Required action: After repeating the line containing "Potentials or basis: VASP", stop; until then, repeat each line of the listing below exactly, starting with the first.

• • •

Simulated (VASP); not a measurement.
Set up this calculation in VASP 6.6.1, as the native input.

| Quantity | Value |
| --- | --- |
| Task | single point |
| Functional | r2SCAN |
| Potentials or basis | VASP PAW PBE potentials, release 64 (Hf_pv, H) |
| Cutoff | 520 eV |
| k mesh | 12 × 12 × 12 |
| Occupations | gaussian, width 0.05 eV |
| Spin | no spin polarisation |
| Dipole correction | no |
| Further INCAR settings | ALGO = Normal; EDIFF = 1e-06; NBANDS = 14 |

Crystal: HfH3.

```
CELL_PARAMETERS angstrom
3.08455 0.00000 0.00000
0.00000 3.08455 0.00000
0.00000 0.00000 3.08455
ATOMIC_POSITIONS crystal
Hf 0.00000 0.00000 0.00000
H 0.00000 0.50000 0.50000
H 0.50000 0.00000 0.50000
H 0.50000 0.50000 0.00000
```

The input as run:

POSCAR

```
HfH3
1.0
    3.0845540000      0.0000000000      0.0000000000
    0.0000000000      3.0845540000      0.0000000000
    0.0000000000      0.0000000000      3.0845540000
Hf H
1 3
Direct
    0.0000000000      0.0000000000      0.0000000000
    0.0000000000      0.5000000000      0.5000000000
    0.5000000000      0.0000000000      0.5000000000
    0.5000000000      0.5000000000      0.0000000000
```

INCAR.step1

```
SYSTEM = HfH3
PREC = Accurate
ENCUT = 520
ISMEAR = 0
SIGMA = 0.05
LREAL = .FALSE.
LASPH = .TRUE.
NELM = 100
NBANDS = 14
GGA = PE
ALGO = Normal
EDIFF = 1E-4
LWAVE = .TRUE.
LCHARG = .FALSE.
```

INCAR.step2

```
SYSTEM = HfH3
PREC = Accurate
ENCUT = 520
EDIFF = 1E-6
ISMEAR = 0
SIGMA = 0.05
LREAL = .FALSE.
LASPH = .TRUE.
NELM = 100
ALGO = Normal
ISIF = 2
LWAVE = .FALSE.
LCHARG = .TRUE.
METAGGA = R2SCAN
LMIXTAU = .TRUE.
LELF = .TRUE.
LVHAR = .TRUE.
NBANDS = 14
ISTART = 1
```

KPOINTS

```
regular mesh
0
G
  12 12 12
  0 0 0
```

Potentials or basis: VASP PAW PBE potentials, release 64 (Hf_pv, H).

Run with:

• • •

Response area:
Simulated (VASP); not a measurement.
Set up this calculation in VASP 6.6.1, as the native input.

| Quantity | Value |
| --- | --- |
| Task | single point |
| Functional | r2SCAN |
| Potentials or basis | VASP PAW PBE potentials, release 64 (Hf_pv, H) |
| Cutoff | 520 eV |
| k mesh | 12 × 12 × 12 |
| Occupations | gaussian, width 0.05 eV |
| Spin | no spin polarisation |
| Dipole correction | no |
| Further INCAR settings | ALGO = Normal; EDIFF = 1e-06; NBANDS = 14 |

Crystal: HfH3.

```
CELL_PARAMETERS angstrom
3.08455 0.00000 0.00000
0.00000 3.08455 0.00000
0.00000 0.00000 3.08455
ATOMIC_POSITIONS crystal
Hf 0.00000 0.00000 0.00000
H 0.00000 0.50000 0.50000
H 0.50000 0.00000 0.50000
H 0.50000 0.50000 0.00000
```

The input as run:

POSCAR

```
HfH3
1.0
    3.0845540000      0.0000000000      0.0000000000
    0.0000000000      3.0845540000      0.0000000000
    0.0000000000      0.0000000000      3.0845540000
Hf H
1 3
Direct
    0.0000000000      0.0000000000      0.0000000000
    0.0000000000      0.5000000000      0.5000000000
    0.5000000000      0.0000000000      0.5000000000
    0.5000000000      0.5000000000      0.0000000000
```

INCAR.step1

```
SYSTEM = HfH3
PREC = Accurate
ENCUT = 520
ISMEAR = 0
SIGMA = 0.05
LREAL = .FALSE.
LASPH = .TRUE.
NELM = 100
NBANDS = 14
GGA = PE
ALGO = Normal
EDIFF = 1E-4
LWAVE = .TRUE.
LCHARG = .FALSE.
```

INCAR.step2

```
SYSTEM = HfH3
PREC = Accurate
ENCUT = 520
EDIFF = 1E-6
ISMEAR = 0
SIGMA = 0.05
LREAL = .FALSE.
LASPH = .TRUE.
NELM = 100
ALGO = Normal
ISIF = 2
LWAVE = .FALSE.
LCHARG = .TRUE.
METAGGA = R2SCAN
LMIXTAU = .TRUE.
LELF = .TRUE.
LVHAR = .TRUE.
NBANDS = 14
ISTART = 1
```

KPOINTS

```
regular mesh
0
G
  12 12 12
  0 0 0
```

Potentials or basis: VASP PAW PBE potentials, release 64 (Hf_pv, H).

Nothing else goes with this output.